* **TASK ITEM**:
Give the lines of the material verbatim, from the first line to the line with "Caveat: the cell", including both.

* **STORED DATA**:
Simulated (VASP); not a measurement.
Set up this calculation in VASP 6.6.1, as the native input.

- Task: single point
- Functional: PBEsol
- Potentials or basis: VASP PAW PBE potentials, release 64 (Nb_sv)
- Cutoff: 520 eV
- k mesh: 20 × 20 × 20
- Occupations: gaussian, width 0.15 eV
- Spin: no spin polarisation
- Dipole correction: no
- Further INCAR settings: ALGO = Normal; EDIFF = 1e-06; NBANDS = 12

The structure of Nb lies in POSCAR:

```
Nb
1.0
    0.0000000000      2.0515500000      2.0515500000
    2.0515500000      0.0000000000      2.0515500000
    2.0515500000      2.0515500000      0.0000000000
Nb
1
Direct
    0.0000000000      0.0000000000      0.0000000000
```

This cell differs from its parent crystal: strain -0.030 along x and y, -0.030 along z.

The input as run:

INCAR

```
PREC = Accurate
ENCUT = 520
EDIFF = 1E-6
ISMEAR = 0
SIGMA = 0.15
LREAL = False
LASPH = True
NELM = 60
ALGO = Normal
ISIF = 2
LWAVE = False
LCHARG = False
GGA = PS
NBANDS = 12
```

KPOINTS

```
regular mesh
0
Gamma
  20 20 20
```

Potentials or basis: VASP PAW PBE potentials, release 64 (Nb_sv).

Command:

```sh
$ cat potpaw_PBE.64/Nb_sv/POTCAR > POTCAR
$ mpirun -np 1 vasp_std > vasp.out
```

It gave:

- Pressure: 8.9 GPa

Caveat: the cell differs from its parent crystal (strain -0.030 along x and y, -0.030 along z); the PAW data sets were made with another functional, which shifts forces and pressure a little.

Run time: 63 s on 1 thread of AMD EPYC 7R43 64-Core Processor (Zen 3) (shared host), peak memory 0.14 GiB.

* **ANSWER SPACE**:
Simulated (VASP); not a measurement.
Set up this calculation in VASP 6.6.1, as the native input.

- Task: single point
- Functional: PBEsol
- Potentials or basis: VASP PAW PBE potentials, release 64 (Nb_sv)
- Cutoff: 520 eV
- k mesh: 20 × 20 × 20
- Occupations: gaussian, width 0.15 eV
- Spin: no spin polarisation
- Dipole correction: no
- Further INCAR settings: ALGO = Normal; EDIFF = 1e-06; NBANDS = 12

The structure of Nb lies in POSCAR:

```
Nb
1.0
    0.0000000000      2.0515500000      2.0515500000
    2.0515500000      0.0000000000      2.0515500000
    2.0515500000      2.0515500000      0.0000000000
Nb
1
Direct
    0.0000000000      0.0000000000      0.0000000000
```

This cell differs from its parent crystal: strain -0.030 along x and y, -0.030 along z.

The input as run:

INCAR

```
PREC = Accurate
ENCUT = 520
EDIFF = 1E-6
ISMEAR = 0
SIGMA = 0.15
LREAL = False
LASPH = True
NELM = 60
ALGO = Normal
ISIF = 2
LWAVE = False
LCHARG = False
GGA = PS
NBANDS = 12
```

KPOINTS

```
regular mesh
0
Gamma
  20 20 20
```

Potentials or basis: VASP PAW PBE potentials, release 64 (Nb_sv).

Command:

```sh
$ cat potpaw_PBE.64/Nb_sv/POTCAR > POTCAR
$ mpirun -np 1 vasp_std > vasp.out
```

It gave:

- Pressure: 8.9 GPa

Caveat: the cell differs from its parent crystal (strain -0.030 along x and y, -0.030 along z); the PAW data sets were made with another functional, which shifts forces and pressure a little.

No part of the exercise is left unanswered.